# Information shown
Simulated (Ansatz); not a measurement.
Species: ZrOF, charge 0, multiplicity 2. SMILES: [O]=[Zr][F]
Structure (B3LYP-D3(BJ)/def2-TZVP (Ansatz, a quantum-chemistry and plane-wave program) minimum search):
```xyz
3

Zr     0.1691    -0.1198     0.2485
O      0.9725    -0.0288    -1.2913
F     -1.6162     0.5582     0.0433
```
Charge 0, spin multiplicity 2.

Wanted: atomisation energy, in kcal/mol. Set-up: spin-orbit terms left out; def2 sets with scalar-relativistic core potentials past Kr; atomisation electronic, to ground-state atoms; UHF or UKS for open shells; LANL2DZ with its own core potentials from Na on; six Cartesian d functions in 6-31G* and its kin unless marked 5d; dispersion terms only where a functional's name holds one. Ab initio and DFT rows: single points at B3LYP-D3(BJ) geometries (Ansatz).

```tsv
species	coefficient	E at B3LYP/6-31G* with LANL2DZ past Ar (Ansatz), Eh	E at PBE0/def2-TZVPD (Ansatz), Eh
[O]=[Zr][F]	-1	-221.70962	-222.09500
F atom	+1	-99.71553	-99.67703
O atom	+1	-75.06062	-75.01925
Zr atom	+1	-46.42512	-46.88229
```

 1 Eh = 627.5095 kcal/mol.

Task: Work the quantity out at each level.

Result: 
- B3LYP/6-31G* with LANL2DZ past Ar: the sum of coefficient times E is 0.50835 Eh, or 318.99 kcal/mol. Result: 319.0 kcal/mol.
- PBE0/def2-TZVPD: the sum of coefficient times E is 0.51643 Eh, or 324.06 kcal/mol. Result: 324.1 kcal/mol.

# Work item
Restate word for word the lines of the data above, starting at the line containing "1 Eh = 627.5095 kcal/mol." and ending at the line containing "- B3LYP/6-31G* with", both included, and nothing more.

# Written reply
 1 Eh = 627.5095 kcal/mol.

Task: Work the quantity out at each level.

Result: 
- B3LYP/6-31G* with LANL2DZ past Ar: the sum of coefficient times E is 0.50835 Eh, or 318.99 kcal/mol. Result: 319.0 kcal/mol.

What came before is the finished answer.